• REQUIRED ACTION:
Reproduce, without any change, the span of lines from the opening of the records below to the line containing "the relaxation end?", inclusive.

Top of PROVIDED INFORMATION
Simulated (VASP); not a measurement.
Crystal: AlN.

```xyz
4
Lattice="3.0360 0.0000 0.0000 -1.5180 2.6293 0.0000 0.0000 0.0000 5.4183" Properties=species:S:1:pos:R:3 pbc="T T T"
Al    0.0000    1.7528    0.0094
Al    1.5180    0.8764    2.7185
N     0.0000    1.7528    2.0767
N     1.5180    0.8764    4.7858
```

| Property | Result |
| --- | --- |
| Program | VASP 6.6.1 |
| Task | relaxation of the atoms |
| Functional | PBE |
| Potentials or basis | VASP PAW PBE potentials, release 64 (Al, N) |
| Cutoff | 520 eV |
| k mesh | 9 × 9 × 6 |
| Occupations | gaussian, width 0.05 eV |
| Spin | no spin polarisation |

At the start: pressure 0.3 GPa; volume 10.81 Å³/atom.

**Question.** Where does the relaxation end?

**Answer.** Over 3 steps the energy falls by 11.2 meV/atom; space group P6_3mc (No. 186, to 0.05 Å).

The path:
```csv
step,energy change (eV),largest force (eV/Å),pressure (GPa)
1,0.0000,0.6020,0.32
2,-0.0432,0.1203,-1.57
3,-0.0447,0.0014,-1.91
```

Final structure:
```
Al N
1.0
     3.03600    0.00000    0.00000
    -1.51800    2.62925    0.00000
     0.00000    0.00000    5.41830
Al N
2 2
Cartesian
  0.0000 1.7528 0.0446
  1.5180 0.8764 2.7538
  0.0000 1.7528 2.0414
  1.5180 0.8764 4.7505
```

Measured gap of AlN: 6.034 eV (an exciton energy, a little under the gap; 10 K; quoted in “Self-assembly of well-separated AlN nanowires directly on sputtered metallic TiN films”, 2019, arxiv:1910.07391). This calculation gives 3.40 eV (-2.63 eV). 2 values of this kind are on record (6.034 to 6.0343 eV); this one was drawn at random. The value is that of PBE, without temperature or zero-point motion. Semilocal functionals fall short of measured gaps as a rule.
Bottom of PROVIDED INFORMATION

• ANSWER SECTION:
Simulated (VASP); not a measurement.
Crystal: AlN.

```xyz
4
Lattice="3.0360 0.0000 0.0000 -1.5180 2.6293 0.0000 0.0000 0.0000 5.4183" Properties=species:S:1:pos:R:3 pbc="T T T"
Al    0.0000    1.7528    0.0094
Al    1.5180    0.8764    2.7185
N     0.0000    1.7528    2.0767
N     1.5180    0.8764    4.7858
```

| Property | Result |
| --- | --- |
| Program | VASP 6.6.1 |
| Task | relaxation of the atoms |
| Functional | PBE |
| Potentials or basis | VASP PAW PBE potentials, release 64 (Al, N) |
| Cutoff | 520 eV |
| k mesh | 9 × 9 × 6 |
| Occupations | gaussian, width 0.05 eV |
| Spin | no spin polarisation |

At the start: pressure 0.3 GPa; volume 10.81 Å³/atom.

**Question.** Where does the relaxation end?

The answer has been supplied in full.